> [Requirement]: The lines wanted run from the first one below through the one with "15.0 | +0.18 |". Return them exactly.

> [Raw data]:
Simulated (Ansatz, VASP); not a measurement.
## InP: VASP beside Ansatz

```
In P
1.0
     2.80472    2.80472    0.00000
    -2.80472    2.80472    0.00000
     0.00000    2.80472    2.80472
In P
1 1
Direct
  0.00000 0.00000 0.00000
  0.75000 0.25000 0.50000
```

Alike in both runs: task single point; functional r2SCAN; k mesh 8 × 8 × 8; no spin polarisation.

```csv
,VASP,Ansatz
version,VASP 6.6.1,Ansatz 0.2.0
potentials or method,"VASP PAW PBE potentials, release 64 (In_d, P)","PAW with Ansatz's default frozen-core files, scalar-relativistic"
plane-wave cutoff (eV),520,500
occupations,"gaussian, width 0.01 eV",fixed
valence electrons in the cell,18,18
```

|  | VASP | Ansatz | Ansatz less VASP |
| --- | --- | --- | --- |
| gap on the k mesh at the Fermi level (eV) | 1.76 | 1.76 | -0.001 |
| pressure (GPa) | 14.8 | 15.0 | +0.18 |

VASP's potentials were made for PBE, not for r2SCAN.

> [Worked solution]:
Simulated (Ansatz, VASP); not a measurement.
## InP: VASP beside Ansatz

```
In P
1.0
     2.80472    2.80472    0.00000
    -2.80472    2.80472    0.00000
     0.00000    2.80472    2.80472
In P
1 1
Direct
  0.00000 0.00000 0.00000
  0.75000 0.25000 0.50000
```

Alike in both runs: task single point; functional r2SCAN; k mesh 8 × 8 × 8; no spin polarisation.

```csv
,VASP,Ansatz
version,VASP 6.6.1,Ansatz 0.2.0
potentials or method,"VASP PAW PBE potentials, release 64 (In_d, P)","PAW with Ansatz's default frozen-core files, scalar-relativistic"
plane-wave cutoff (eV),520,500
occupations,"gaussian, width 0.01 eV",fixed
valence electrons in the cell,18,18
```

|  | VASP | Ansatz | Ansatz less VASP |
| --- | --- | --- | --- |
| gap on the k mesh at the Fermi level (eV) | 1.76 | 1.76 | -0.001 |
| pressure (GPa) | 14.8 | 15.0 | +0.18 |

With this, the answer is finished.